▸ PROVIDED INFORMATION
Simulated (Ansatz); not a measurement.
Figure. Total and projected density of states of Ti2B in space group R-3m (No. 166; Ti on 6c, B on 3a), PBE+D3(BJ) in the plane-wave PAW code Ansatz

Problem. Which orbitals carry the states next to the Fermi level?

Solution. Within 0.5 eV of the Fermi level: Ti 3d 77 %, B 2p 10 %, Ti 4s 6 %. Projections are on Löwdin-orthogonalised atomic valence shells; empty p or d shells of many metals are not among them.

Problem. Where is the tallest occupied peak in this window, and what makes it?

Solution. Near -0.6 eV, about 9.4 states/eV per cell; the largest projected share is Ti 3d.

▸ TASK ITEM
A complete and exact transcription of the material is required.

▸ RESPONSE
Simulated (Ansatz); not a measurement.
Figure. Total and projected density of states of Ti2B in space group R-3m (No. 166; Ti on 6c, B on 3a), PBE+D3(BJ) in the plane-wave PAW code Ansatz

Problem. Which orbitals carry the states next to the Fermi level?

Solution. Within 0.5 eV of the Fermi level: Ti 3d 77 %, B 2p 10 %, Ti 4s 6 %. Projections are on Löwdin-orthogonalised atomic valence shells; empty p or d shells of many metals are not among them.

Problem. Where is the tallest occupied peak in this window, and what makes it?

Solution. Near -0.6 eV, about 9.4 states/eV per cell; the largest projected share is Ti 3d.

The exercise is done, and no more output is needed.